• **ACTIVITY**: Write out only the opening lines of the entries, through the line with "Energy landscape of".

• **EXTRACTED DATA**:
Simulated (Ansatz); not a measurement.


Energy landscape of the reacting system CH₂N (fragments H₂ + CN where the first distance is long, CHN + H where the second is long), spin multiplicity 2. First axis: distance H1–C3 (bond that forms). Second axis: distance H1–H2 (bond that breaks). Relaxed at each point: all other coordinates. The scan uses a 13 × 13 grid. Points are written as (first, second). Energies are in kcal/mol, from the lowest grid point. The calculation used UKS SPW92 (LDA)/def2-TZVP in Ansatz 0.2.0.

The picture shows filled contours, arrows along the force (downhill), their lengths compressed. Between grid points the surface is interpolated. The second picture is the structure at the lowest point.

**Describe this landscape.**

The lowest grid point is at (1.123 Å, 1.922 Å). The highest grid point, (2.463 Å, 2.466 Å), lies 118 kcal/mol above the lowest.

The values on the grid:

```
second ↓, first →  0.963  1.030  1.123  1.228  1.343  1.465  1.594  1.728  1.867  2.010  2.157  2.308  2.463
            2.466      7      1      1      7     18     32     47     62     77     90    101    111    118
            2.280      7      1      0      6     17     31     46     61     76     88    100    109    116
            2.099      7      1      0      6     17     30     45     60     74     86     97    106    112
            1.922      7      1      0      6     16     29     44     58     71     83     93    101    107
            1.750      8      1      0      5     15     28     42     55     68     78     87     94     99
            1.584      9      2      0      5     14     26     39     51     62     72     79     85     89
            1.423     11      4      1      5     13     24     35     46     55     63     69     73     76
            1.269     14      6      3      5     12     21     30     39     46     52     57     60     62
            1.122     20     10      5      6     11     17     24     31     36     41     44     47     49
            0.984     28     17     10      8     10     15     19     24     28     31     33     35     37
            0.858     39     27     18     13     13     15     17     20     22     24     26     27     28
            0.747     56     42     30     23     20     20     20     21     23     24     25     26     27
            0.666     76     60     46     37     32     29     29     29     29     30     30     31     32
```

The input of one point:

• **YOUR SOLUTION**:
Simulated (Ansatz); not a measurement.


Energy landscape of the reacting system CH₂N (fragments H₂ + CN where the first distance is long, CHN + H where the second is long), spin multiplicity 2. First axis: distance H1–C3 (bond that forms). Second axis: distance H1–H2 (bond that breaks). Relaxed at each point: all other coordinates. The scan uses a 13 × 13 grid. Points are written as (first, second). Energies are in kcal/mol, from the lowest grid point. The calculation used UKS SPW92 (LDA)/def2-TZVP in Ansatz 0.2.0.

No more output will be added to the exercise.